=======

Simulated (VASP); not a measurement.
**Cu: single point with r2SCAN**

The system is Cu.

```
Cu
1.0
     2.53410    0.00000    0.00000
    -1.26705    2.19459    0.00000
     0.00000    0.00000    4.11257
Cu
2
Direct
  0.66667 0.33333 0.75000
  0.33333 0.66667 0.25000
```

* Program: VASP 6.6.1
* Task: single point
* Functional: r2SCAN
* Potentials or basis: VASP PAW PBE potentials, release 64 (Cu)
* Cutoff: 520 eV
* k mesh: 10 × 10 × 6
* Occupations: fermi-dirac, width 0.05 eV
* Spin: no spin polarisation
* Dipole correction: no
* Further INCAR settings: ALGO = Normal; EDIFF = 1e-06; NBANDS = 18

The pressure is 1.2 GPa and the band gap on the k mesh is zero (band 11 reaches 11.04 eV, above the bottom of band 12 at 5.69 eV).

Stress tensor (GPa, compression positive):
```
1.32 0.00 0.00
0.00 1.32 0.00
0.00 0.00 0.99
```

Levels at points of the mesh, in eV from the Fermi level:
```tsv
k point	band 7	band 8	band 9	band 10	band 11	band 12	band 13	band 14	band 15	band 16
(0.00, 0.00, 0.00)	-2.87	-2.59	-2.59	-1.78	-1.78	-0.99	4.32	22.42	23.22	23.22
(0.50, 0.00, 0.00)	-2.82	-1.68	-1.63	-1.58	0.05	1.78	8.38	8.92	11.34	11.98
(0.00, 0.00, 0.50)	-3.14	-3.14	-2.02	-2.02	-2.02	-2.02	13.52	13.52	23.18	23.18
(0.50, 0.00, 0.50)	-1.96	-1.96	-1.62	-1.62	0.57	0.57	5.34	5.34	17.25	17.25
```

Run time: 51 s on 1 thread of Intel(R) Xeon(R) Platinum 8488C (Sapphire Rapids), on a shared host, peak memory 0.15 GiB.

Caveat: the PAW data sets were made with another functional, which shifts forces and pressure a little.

=======

* _WORK ITEM_:
In the listing above, find the line with "The system is Cu." and the line with "Run time: 51"; set down exactly those two lines and every line between them, nothing more.

* _EXERCISE SOLUTION_:
The system is Cu.

```
Cu
1.0
     2.53410    0.00000    0.00000
    -1.26705    2.19459    0.00000
     0.00000    0.00000    4.11257
Cu
2
Direct
  0.66667 0.33333 0.75000
  0.33333 0.66667 0.25000
```

* Program: VASP 6.6.1
* Task: single point
* Functional: r2SCAN
* Potentials or basis: VASP PAW PBE potentials, release 64 (Cu)
* Cutoff: 520 eV
* k mesh: 10 × 10 × 6
* Occupations: fermi-dirac, width 0.05 eV
* Spin: no spin polarisation
* Dipole correction: no
* Further INCAR settings: ALGO = Normal; EDIFF = 1e-06; NBANDS = 18

The pressure is 1.2 GPa and the band gap on the k mesh is zero (band 11 reaches 11.04 eV, above the bottom of band 12 at 5.69 eV).

Stress tensor (GPa, compression positive):
```
1.32 0.00 0.00
0.00 1.32 0.00
0.00 0.00 0.99
```

Levels at points of the mesh, in eV from the Fermi level:
```tsv
k point	band 7	band 8	band 9	band 10	band 11	band 12	band 13	band 14	band 15	band 16
(0.00, 0.00, 0.00)	-2.87	-2.59	-2.59	-1.78	-1.78	-0.99	4.32	22.42	23.22	23.22
(0.50, 0.00, 0.00)	-2.82	-1.68	-1.63	-1.58	0.05	1.78	8.38	8.92	11.34	11.98
(0.00, 0.00, 0.50)	-3.14	-3.14	-2.02	-2.02	-2.02	-2.02	13.52	13.52	23.18	23.18
(0.50, 0.00, 0.50)	-1.96	-1.96	-1.62	-1.62	0.57	0.57	5.34	5.34	17.25	17.25
```

Run time: 51 s on 1 thread of Intel(R) Xeon(R) Platinum 8488C (Sapphire Rapids), on a shared host, peak memory 0.15 GiB.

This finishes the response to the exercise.